▶ Exercise:
Write the entries out in full, matching them exactly.

________________

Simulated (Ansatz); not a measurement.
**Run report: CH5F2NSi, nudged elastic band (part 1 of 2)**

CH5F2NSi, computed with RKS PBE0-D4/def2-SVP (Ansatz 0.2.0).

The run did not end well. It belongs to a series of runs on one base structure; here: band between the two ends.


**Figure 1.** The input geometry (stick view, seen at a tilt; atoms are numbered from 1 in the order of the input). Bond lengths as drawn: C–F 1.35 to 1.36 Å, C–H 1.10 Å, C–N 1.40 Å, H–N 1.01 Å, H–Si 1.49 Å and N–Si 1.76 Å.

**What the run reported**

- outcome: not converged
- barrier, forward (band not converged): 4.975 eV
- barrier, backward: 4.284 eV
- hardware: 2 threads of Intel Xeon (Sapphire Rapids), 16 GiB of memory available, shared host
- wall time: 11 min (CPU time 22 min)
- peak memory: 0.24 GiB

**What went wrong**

________________

▶ Exercise result:
Simulated (Ansatz); not a measurement.
**Run report: CH5F2NSi, nudged elastic band (part 1 of 2)**

CH5F2NSi, computed with RKS PBE0-D4/def2-SVP (Ansatz 0.2.0).

The run did not end well. It belongs to a series of runs on one base structure; here: band between the two ends.


**Figure 1.** The input geometry (stick view, seen at a tilt; atoms are numbered from 1 in the order of the input). Bond lengths as drawn: C–F 1.35 to 1.36 Å, C–H 1.10 Å, C–N 1.40 Å, H–N 1.01 Å, H–Si 1.49 Å and N–Si 1.76 Å.

**What the run reported**

- outcome: not converged
- barrier, forward (band not converged): 4.975 eV
- barrier, backward: 4.284 eV
- hardware: 2 threads of Intel Xeon (Sapphire Rapids), 16 GiB of memory available, shared host
- wall time: 11 min (CPU time 22 min)
- peak memory: 0.24 GiB

**What went wrong**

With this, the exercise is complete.